RECORDS SUPPLIED>
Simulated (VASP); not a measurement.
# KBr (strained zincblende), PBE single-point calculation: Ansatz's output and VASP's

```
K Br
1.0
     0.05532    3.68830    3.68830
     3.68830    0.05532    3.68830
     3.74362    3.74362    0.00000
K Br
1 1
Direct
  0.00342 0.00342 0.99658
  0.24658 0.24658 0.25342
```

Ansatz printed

WORK TASK>
Repeat each record above precisely as written.

WRITTEN ANSWER>
Simulated (VASP); not a measurement.
# KBr (strained zincblende), PBE single-point calculation: Ansatz's output and VASP's

```
K Br
1.0
     0.05532    3.68830    3.68830
     3.68830    0.05532    3.68830
     3.74362    3.74362    0.00000
K Br
1 1
Direct
  0.00342 0.00342 0.99658
  0.24658 0.24658 0.25342
```

Ansatz printed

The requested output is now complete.